--- --- ---

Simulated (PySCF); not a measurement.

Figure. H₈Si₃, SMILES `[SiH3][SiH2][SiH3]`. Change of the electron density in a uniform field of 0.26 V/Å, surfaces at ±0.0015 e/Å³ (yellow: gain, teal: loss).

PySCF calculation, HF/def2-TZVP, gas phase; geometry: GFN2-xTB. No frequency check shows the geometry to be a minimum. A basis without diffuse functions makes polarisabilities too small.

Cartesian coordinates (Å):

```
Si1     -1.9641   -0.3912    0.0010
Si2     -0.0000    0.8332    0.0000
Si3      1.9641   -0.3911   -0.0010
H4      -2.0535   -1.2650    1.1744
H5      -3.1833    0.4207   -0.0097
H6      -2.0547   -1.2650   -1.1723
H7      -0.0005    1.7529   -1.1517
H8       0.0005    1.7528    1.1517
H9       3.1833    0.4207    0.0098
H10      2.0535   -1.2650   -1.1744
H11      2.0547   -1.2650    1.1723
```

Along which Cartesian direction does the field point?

--- --- ---

## Exercise:
Take the lines from the top of the data through the one that contains "Figure. H₈Si₃, SMILES" and copy them exactly, leaving out every line after it.

## Task answer:
Simulated (PySCF); not a measurement.

Figure. H₈Si₃, SMILES `[SiH3][SiH2][SiH3]`. Change of the electron density in a uniform field of 0.26 V/Å, surfaces at ±0.0015 e/Å³ (yellow: gain, teal: loss).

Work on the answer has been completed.